────

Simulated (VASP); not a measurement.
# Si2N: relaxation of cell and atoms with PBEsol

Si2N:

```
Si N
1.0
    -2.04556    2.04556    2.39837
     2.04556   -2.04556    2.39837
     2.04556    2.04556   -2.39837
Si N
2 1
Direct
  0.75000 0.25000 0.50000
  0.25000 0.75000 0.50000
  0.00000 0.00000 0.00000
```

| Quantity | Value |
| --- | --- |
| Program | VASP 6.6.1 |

────

### REQUIREMENT
The output is every entry, printed exactly as it reads.

### SOLUTION
Simulated (VASP); not a measurement.
# Si2N: relaxation of cell and atoms with PBEsol

Si2N:

```
Si N
1.0
    -2.04556    2.04556    2.39837
     2.04556   -2.04556    2.39837
     2.04556    2.04556   -2.39837
Si N
2 1
Direct
  0.75000 0.25000 0.50000
  0.25000 0.75000 0.50000
  0.00000 0.00000 0.00000
```

| Quantity | Value |
| --- | --- |
| Program | VASP 6.6.1 |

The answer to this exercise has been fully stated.